DATA SHOWN »
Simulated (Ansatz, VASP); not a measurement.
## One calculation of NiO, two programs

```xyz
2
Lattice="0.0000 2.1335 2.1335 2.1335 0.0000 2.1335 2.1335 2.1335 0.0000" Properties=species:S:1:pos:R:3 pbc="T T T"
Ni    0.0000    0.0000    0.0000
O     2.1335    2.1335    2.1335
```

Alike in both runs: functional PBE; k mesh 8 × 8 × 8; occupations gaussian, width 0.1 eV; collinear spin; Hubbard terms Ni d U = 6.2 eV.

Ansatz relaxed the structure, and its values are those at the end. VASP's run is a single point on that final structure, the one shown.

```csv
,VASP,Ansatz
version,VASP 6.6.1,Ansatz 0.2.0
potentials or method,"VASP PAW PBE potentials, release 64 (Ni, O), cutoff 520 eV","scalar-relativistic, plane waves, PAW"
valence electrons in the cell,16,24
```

ASSIGNED TASK » Once more, give all the records exactly as they were written.

ANSWER SPACE »
Simulated (Ansatz, VASP); not a measurement.
## One calculation of NiO, two programs

```xyz
2
Lattice="0.0000 2.1335 2.1335 2.1335 0.0000 2.1335 2.1335 2.1335 0.0000" Properties=species:S:1:pos:R:3 pbc="T T T"
Ni    0.0000    0.0000    0.0000
O     2.1335    2.1335    2.1335
```

Alike in both runs: functional PBE; k mesh 8 × 8 × 8; occupations gaussian, width 0.1 eV; collinear spin; Hubbard terms Ni d U = 6.2 eV.

Ansatz relaxed the structure, and its values are those at the end. VASP's run is a single point on that final structure, the one shown.

```csv
,VASP,Ansatz
version,VASP 6.6.1,Ansatz 0.2.0
potentials or method,"VASP PAW PBE potentials, release 64 (Ni, O), cutoff 520 eV","scalar-relativistic, plane waves, PAW"
valence electrons in the cell,16,24
```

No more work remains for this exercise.